[GIVEN RECORDS]
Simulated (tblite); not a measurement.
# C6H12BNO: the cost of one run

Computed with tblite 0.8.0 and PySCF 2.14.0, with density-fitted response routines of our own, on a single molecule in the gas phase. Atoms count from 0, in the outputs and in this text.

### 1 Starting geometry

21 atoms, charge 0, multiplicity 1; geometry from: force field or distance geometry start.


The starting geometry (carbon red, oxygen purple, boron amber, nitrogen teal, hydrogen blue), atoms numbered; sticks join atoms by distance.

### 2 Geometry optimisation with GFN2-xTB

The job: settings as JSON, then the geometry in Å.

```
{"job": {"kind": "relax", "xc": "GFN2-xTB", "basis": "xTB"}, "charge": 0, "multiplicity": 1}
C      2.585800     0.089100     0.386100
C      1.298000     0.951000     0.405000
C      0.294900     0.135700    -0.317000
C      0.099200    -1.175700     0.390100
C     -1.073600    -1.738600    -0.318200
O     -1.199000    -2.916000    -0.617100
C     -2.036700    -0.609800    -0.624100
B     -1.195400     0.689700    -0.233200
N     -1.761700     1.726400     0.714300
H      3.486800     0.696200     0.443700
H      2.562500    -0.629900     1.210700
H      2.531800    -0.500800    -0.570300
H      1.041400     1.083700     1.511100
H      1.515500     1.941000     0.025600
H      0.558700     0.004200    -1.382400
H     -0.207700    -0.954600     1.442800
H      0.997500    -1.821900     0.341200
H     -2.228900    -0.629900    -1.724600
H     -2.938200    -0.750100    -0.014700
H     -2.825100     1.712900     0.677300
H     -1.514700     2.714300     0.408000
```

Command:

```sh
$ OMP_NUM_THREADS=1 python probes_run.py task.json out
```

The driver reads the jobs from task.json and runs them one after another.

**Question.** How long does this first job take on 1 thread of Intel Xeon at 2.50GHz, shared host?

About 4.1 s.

[WORK TASK]
Repeat each line of the data above, exactly as it appears, from the first through the line that contains "2.50GHz, shared host?".

[WORKED SOLUTION]
Simulated (tblite); not a measurement.
# C6H12BNO: the cost of one run

Computed with tblite 0.8.0 and PySCF 2.14.0, with density-fitted response routines of our own, on a single molecule in the gas phase. Atoms count from 0, in the outputs and in this text.

### 1 Starting geometry

21 atoms, charge 0, multiplicity 1; geometry from: force field or distance geometry start.


The starting geometry (carbon red, oxygen purple, boron amber, nitrogen teal, hydrogen blue), atoms numbered; sticks join atoms by distance.

### 2 Geometry optimisation with GFN2-xTB

The job: settings as JSON, then the geometry in Å.

```
{"job": {"kind": "relax", "xc": "GFN2-xTB", "basis": "xTB"}, "charge": 0, "multiplicity": 1}
C      2.585800     0.089100     0.386100
C      1.298000     0.951000     0.405000
C      0.294900     0.135700    -0.317000
C      0.099200    -1.175700     0.390100
C     -1.073600    -1.738600    -0.318200
O     -1.199000    -2.916000    -0.617100
C     -2.036700    -0.609800    -0.624100
B     -1.195400     0.689700    -0.233200
N     -1.761700     1.726400     0.714300
H      3.486800     0.696200     0.443700
H      2.562500    -0.629900     1.210700
H      2.531800    -0.500800    -0.570300
H      1.041400     1.083700     1.511100
H      1.515500     1.941000     0.025600
H      0.558700     0.004200    -1.382400
H     -0.207700    -0.954600     1.442800
H      0.997500    -1.821900     0.341200
H     -2.228900    -0.629900    -1.724600
H     -2.938200    -0.750100    -0.014700
H     -2.825100     1.712900     0.677300
H     -1.514700     2.714300     0.408000
```

Command:

```sh
$ OMP_NUM_THREADS=1 python probes_run.py task.json out
```

The driver reads the jobs from task.json and runs them one after another.

**Question.** How long does this first job take on 1 thread of Intel Xeon at 2.50GHz, shared host?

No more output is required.